Return the records below character for character.

## Data shown
[Start of section]
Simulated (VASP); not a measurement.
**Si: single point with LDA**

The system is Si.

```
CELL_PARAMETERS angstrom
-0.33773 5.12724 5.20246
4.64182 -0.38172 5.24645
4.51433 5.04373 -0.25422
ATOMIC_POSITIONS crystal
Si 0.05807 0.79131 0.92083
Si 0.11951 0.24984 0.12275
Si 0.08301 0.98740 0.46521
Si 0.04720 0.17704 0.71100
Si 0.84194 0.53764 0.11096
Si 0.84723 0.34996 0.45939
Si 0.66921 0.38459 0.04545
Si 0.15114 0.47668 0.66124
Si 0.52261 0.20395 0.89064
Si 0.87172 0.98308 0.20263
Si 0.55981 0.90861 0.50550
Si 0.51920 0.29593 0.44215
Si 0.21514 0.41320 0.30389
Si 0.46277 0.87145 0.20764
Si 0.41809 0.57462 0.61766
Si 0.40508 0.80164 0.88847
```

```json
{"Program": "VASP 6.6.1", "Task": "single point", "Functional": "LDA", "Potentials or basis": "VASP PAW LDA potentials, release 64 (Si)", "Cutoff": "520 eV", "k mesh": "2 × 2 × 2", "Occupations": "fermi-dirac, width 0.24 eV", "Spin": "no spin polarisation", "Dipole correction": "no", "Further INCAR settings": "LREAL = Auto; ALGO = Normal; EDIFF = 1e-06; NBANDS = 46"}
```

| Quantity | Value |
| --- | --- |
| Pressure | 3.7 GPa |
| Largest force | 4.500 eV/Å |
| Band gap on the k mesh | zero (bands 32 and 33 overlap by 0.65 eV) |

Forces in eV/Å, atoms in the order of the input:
[End of section]

## Exercise result
Simulated (VASP); not a measurement.
**Si: single point with LDA**

The system is Si.

```
CELL_PARAMETERS angstrom
-0.33773 5.12724 5.20246
4.64182 -0.38172 5.24645
4.51433 5.04373 -0.25422
ATOMIC_POSITIONS crystal
Si 0.05807 0.79131 0.92083
Si 0.11951 0.24984 0.12275
Si 0.08301 0.98740 0.46521
Si 0.04720 0.17704 0.71100
Si 0.84194 0.53764 0.11096
Si 0.84723 0.34996 0.45939
Si 0.66921 0.38459 0.04545
Si 0.15114 0.47668 0.66124
Si 0.52261 0.20395 0.89064
Si 0.87172 0.98308 0.20263
Si 0.55981 0.90861 0.50550
Si 0.51920 0.29593 0.44215
Si 0.21514 0.41320 0.30389
Si 0.46277 0.87145 0.20764
Si 0.41809 0.57462 0.61766
Si 0.40508 0.80164 0.88847
```

```json
{"Program": "VASP 6.6.1", "Task": "single point", "Functional": "LDA", "Potentials or basis": "VASP PAW LDA potentials, release 64 (Si)", "Cutoff": "520 eV", "k mesh": "2 × 2 × 2", "Occupations": "fermi-dirac, width 0.24 eV", "Spin": "no spin polarisation", "Dipole correction": "no", "Further INCAR settings": "LREAL = Auto; ALGO = Normal; EDIFF = 1e-06; NBANDS = 46"}
```

| Quantity | Value |
| --- | --- |
| Pressure | 3.7 GPa |
| Largest force | 4.500 eV/Å |
| Band gap on the k mesh | zero (bands 32 and 33 overlap by 0.65 eV) |

Forces in eV/Å, atoms in the order of the input:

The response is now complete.